_Supplied records_.
= Beginning of Section =
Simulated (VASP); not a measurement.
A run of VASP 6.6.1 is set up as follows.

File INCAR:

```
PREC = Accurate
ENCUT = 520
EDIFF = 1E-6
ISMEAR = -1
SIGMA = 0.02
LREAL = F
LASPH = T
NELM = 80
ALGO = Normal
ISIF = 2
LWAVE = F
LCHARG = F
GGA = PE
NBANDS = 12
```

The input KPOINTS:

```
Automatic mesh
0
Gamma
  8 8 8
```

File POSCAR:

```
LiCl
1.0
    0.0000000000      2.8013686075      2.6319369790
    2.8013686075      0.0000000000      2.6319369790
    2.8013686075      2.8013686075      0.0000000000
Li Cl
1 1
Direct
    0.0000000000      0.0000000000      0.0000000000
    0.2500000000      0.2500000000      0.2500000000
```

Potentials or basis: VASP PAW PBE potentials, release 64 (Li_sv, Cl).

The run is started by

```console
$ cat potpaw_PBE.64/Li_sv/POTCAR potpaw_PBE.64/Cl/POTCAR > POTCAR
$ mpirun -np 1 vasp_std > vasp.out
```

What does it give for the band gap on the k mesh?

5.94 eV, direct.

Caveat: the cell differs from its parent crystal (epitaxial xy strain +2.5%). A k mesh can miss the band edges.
= End of Section =

_Work task_.
Please reproduce exactly the lines above, beginning with the first and ending with the line that contains "5.94 eV, direct.", and include nothing outside that range.

_Task result_.
Simulated (VASP); not a measurement.
A run of VASP 6.6.1 is set up as follows.

File INCAR:

```
PREC = Accurate
ENCUT = 520
EDIFF = 1E-6
ISMEAR = -1
SIGMA = 0.02
LREAL = F
LASPH = T
NELM = 80
ALGO = Normal
ISIF = 2
LWAVE = F
LCHARG = F
GGA = PE
NBANDS = 12
```

The input KPOINTS:

```
Automatic mesh
0
Gamma
  8 8 8
```

File POSCAR:

```
LiCl
1.0
    0.0000000000      2.8013686075      2.6319369790
    2.8013686075      0.0000000000      2.6319369790
    2.8013686075      2.8013686075      0.0000000000
Li Cl
1 1
Direct
    0.0000000000      0.0000000000      0.0000000000
    0.2500000000      0.2500000000      0.2500000000
```

Potentials or basis: VASP PAW PBE potentials, release 64 (Li_sv, Cl).

The run is started by

```console
$ cat potpaw_PBE.64/Li_sv/POTCAR potpaw_PBE.64/Cl/POTCAR > POTCAR
$ mpirun -np 1 vasp_std > vasp.out
```

What does it give for the band gap on the k mesh?

5.94 eV, direct.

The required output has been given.